▶ WORK ORDER
Beginning with the first line below, please restate each line exactly, down to and including the line containing "Caveat: the k".

▶ INFORMATION PROVIDED

-*-*-

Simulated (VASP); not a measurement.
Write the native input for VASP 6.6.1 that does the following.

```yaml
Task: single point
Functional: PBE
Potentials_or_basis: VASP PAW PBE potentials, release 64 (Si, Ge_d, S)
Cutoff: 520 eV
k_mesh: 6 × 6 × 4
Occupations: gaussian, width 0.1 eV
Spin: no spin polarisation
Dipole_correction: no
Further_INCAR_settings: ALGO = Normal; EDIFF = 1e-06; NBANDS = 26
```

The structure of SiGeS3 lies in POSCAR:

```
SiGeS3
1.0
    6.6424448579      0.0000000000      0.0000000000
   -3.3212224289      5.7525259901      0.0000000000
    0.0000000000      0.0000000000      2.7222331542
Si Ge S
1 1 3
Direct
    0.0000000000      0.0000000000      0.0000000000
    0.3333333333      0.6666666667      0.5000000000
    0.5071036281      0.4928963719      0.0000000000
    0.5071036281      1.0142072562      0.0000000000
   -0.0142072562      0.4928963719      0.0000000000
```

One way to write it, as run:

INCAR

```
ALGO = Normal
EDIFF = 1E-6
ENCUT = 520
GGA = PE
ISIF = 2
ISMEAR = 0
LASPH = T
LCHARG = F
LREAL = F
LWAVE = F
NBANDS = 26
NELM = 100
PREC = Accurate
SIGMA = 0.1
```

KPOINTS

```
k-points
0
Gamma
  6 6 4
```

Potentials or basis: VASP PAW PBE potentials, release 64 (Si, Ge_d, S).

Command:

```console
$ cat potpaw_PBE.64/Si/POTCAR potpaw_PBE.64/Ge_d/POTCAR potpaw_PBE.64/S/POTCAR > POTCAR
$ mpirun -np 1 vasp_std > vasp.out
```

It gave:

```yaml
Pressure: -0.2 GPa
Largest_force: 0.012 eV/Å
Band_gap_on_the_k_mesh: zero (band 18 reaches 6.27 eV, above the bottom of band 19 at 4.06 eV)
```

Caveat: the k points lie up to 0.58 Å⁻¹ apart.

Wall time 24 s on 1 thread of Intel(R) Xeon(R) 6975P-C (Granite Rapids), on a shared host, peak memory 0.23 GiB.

-*-*-

▶ WRITTEN ANSWER
Simulated (VASP); not a measurement.
Write the native input for VASP 6.6.1 that does the following.

```yaml
Task: single point
Functional: PBE
Potentials_or_basis: VASP PAW PBE potentials, release 64 (Si, Ge_d, S)
Cutoff: 520 eV
k_mesh: 6 × 6 × 4
Occupations: gaussian, width 0.1 eV
Spin: no spin polarisation
Dipole_correction: no
Further_INCAR_settings: ALGO = Normal; EDIFF = 1e-06; NBANDS = 26
```

The structure of SiGeS3 lies in POSCAR:

```
SiGeS3
1.0
    6.6424448579      0.0000000000      0.0000000000
   -3.3212224289      5.7525259901      0.0000000000
    0.0000000000      0.0000000000      2.7222331542
Si Ge S
1 1 3
Direct
    0.0000000000      0.0000000000      0.0000000000
    0.3333333333      0.6666666667      0.5000000000
    0.5071036281      0.4928963719      0.0000000000
    0.5071036281      1.0142072562      0.0000000000
   -0.0142072562      0.4928963719      0.0000000000
```

One way to write it, as run:

INCAR

```
ALGO = Normal
EDIFF = 1E-6
ENCUT = 520
GGA = PE
ISIF = 2
ISMEAR = 0
LASPH = T
LCHARG = F
LREAL = F
LWAVE = F
NBANDS = 26
NELM = 100
PREC = Accurate
SIGMA = 0.1
```

KPOINTS

```
k-points
0
Gamma
  6 6 4
```

Potentials or basis: VASP PAW PBE potentials, release 64 (Si, Ge_d, S).

Command:

```console
$ cat potpaw_PBE.64/Si/POTCAR potpaw_PBE.64/Ge_d/POTCAR potpaw_PBE.64/S/POTCAR > POTCAR
$ mpirun -np 1 vasp_std > vasp.out
```

It gave:

```yaml
Pressure: -0.2 GPa
Largest_force: 0.012 eV/Å
Band_gap_on_the_k_mesh: zero (band 18 reaches 6.27 eV, above the bottom of band 19 at 4.06 eV)
```

Caveat: the k points lie up to 0.58 Å⁻¹ apart.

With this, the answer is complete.